- [REQUIREMENT]
Here is a listing. Write it out again without a single difference.

━━ SUPPLIED RECORDS ━━

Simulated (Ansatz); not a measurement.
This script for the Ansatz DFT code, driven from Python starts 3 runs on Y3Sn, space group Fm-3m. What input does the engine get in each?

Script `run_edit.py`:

━━━

- [EXERCISE SOLUTION]
Simulated (Ansatz); not a measurement.
This script for the Ansatz DFT code, driven from Python starts 3 runs on Y3Sn, space group Fm-3m. What input does the engine get in each?

Script `run_edit.py`:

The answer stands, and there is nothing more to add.